• STORED DATA:
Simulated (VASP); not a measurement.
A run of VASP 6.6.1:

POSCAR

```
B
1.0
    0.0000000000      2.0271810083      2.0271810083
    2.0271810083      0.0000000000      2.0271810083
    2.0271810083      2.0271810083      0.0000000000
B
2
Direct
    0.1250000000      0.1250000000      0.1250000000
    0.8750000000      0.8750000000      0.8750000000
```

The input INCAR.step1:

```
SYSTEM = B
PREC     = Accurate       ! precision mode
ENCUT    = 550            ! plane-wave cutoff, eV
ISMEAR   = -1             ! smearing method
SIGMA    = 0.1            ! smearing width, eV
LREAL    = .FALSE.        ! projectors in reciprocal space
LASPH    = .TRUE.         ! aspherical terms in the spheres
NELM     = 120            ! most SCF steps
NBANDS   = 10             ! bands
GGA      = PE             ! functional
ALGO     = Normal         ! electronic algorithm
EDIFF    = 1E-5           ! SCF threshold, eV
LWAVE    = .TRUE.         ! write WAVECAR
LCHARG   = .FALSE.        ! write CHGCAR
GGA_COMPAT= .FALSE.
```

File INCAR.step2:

• ASSIGNMENT:
Return the whole of the data, character for character.

• TASK RESULT:
Simulated (VASP); not a measurement.
A run of VASP 6.6.1:

POSCAR

```
B
1.0
    0.0000000000      2.0271810083      2.0271810083
    2.0271810083      0.0000000000      2.0271810083
    2.0271810083      2.0271810083      0.0000000000
B
2
Direct
    0.1250000000      0.1250000000      0.1250000000
    0.8750000000      0.8750000000      0.8750000000
```

The input INCAR.step1:

```
SYSTEM = B
PREC     = Accurate       ! precision mode
ENCUT    = 550            ! plane-wave cutoff, eV
ISMEAR   = -1             ! smearing method
SIGMA    = 0.1            ! smearing width, eV
LREAL    = .FALSE.        ! projectors in reciprocal space
LASPH    = .TRUE.         ! aspherical terms in the spheres
NELM     = 120            ! most SCF steps
NBANDS   = 10             ! bands
GGA      = PE             ! functional
ALGO     = Normal         ! electronic algorithm
EDIFF    = 1E-5           ! SCF threshold, eV
LWAVE    = .TRUE.         ! write WAVECAR
LCHARG   = .FALSE.        ! write CHGCAR
GGA_COMPAT= .FALSE.
```

File INCAR.step2:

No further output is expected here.